=== Data provided ===

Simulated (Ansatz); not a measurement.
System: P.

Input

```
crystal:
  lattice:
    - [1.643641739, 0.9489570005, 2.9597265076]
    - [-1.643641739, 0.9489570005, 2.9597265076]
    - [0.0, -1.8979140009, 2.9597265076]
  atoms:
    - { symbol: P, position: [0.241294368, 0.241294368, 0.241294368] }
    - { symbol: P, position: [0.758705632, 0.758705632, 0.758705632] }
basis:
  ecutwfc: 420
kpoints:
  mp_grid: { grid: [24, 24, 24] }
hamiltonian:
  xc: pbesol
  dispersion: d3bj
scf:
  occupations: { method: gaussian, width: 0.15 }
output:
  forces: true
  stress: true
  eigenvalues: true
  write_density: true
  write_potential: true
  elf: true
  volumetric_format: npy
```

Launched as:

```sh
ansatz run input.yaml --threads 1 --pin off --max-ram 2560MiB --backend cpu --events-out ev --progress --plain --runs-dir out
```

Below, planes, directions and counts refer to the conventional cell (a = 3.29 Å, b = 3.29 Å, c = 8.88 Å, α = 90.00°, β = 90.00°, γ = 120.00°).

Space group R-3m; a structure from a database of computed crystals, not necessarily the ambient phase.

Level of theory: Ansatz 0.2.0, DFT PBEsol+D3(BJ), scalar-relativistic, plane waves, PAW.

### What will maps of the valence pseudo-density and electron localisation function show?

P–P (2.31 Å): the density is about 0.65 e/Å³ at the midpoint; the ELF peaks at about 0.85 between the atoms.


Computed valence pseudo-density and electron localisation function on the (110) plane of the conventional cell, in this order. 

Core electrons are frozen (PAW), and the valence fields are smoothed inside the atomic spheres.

===

The required output is the stretch of entries above from the line containing "### What will" through the line containing "Computed valence pseudo-density", reproduced exactly.

### What will maps of the valence pseudo-density and electron localisation function show?

P–P (2.31 Å): the density is about 0.65 e/Å³ at the midpoint; the ELF peaks at about 0.85 between the atoms.


Computed valence pseudo-density and electron localisation function on the (110) plane of the conventional cell, in this order. 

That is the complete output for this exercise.